* SUPPLIED DATA
§

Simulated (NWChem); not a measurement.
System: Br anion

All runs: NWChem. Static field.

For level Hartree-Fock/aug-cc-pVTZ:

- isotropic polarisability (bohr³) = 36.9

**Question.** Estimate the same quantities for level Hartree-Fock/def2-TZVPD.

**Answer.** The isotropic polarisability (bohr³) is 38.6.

§

* ACTIVITY
From the first line to the last, return the data exactly as written.

* EXERCISE RESULT
Simulated (NWChem); not a measurement.
System: Br anion

All runs: NWChem. Static field.

For level Hartree-Fock/aug-cc-pVTZ:

- isotropic polarisability (bohr³) = 36.9

**Question.** Estimate the same quantities for level Hartree-Fock/def2-TZVPD.

**Answer.** The isotropic polarisability (bohr³) is 38.6.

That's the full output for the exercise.